→ **Required action**: Below are records; reproduce exactly the lines from the first through the one containing "atoms, atoms displaced)".

→ **Data listing**:
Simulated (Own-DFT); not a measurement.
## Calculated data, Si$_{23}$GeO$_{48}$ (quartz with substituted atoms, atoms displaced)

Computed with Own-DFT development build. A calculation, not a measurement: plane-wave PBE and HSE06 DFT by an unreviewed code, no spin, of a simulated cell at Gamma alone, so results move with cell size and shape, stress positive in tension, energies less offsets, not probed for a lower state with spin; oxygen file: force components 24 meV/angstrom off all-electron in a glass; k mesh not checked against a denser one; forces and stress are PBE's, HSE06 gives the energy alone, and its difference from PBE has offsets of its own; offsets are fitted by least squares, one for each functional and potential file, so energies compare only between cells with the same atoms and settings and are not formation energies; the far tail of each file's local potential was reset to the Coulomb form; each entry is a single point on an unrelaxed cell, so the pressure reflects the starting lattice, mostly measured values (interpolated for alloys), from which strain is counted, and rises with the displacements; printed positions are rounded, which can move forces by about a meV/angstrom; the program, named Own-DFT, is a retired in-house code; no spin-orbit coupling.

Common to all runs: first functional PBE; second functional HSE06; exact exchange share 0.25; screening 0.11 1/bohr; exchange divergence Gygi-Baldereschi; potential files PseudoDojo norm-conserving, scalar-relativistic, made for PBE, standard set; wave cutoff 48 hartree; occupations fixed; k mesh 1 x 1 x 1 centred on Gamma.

→ **Reply**:
Simulated (Own-DFT); not a measurement.
## Calculated data, Si$_{23}$GeO$_{48}$ (quartz with substituted atoms, atoms displaced)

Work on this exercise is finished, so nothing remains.